═══ DATA EXTRACT ═══

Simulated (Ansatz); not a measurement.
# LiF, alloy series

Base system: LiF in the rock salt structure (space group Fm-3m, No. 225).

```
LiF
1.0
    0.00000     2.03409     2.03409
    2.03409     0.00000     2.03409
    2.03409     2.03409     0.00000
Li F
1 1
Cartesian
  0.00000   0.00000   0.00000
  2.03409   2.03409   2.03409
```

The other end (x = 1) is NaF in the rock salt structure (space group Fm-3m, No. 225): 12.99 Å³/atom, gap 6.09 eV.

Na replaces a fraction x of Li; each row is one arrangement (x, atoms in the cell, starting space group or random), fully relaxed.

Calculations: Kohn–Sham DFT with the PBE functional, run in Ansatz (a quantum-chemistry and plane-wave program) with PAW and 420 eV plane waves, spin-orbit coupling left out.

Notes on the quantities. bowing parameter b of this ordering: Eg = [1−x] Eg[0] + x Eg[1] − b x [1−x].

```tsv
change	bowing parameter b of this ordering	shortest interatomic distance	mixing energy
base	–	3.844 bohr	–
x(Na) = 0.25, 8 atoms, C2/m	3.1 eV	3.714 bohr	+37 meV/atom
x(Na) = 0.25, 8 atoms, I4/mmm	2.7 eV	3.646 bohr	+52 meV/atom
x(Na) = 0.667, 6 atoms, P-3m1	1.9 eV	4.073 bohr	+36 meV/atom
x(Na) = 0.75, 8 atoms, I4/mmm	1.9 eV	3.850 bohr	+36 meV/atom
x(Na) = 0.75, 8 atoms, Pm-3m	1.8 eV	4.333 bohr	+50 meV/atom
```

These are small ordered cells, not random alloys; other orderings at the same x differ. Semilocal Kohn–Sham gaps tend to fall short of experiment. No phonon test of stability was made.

═══

◆ **WORK TASK**
Print, unaltered, every line from the beginning of the material down to the line with "The other end".

◆ **EXERCISE RESULT**
Simulated (Ansatz); not a measurement.
# LiF, alloy series

Base system: LiF in the rock salt structure (space group Fm-3m, No. 225).

```
LiF
1.0
    0.00000     2.03409     2.03409
    2.03409     0.00000     2.03409
    2.03409     2.03409     0.00000
Li F
1 1
Cartesian
  0.00000   0.00000   0.00000
  2.03409   2.03409   2.03409
```

The other end (x = 1) is NaF in the rock salt structure (space group Fm-3m, No. 225): 12.99 Å³/atom, gap 6.09 eV.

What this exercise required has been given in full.